= ASSIGNMENT =
Copy each entry below exactly.

= SUPPLIED ENTRIES =
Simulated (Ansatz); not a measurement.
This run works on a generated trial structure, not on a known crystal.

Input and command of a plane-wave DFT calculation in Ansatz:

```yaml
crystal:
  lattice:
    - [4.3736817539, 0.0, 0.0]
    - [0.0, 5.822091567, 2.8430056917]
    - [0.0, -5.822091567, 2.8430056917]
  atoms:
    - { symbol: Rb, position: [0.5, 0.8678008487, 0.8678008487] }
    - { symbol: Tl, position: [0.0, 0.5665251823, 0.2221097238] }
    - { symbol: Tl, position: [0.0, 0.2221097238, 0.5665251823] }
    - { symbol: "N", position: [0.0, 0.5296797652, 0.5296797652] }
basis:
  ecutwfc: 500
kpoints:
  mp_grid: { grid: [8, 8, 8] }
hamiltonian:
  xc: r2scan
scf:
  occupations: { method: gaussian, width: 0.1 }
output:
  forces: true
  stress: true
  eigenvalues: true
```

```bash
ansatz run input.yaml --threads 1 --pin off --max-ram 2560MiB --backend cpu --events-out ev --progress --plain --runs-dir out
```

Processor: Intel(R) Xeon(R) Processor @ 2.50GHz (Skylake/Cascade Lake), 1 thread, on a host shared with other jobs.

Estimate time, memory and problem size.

= EXERCISE RESULT =
Simulated (Ansatz); not a measurement.
This run works on a generated trial structure, not on a known crystal.

Input and command of a plane-wave DFT calculation in Ansatz:

```yaml
crystal:
  lattice:
    - [4.3736817539, 0.0, 0.0]
    - [0.0, 5.822091567, 2.8430056917]
    - [0.0, -5.822091567, 2.8430056917]
  atoms:
    - { symbol: Rb, position: [0.5, 0.8678008487, 0.8678008487] }
    - { symbol: Tl, position: [0.0, 0.5665251823, 0.2221097238] }
    - { symbol: Tl, position: [0.0, 0.2221097238, 0.5665251823] }
    - { symbol: "N", position: [0.0, 0.5296797652, 0.5296797652] }
basis:
  ecutwfc: 500
kpoints:
  mp_grid: { grid: [8, 8, 8] }
hamiltonian:
  xc: r2scan
scf:
  occupations: { method: gaussian, width: 0.1 }
output:
  forces: true
  stress: true
  eigenvalues: true
```

```bash
ansatz run input.yaml --threads 1 --pin off --max-ram 2560MiB --backend cpu --events-out ev --progress --plain --runs-dir out
```

Processor: Intel(R) Xeon(R) Processor @ 2.50GHz (Skylake/Cascade Lake), 1 thread, on a host shared with other jobs.

Estimate time, memory and problem size.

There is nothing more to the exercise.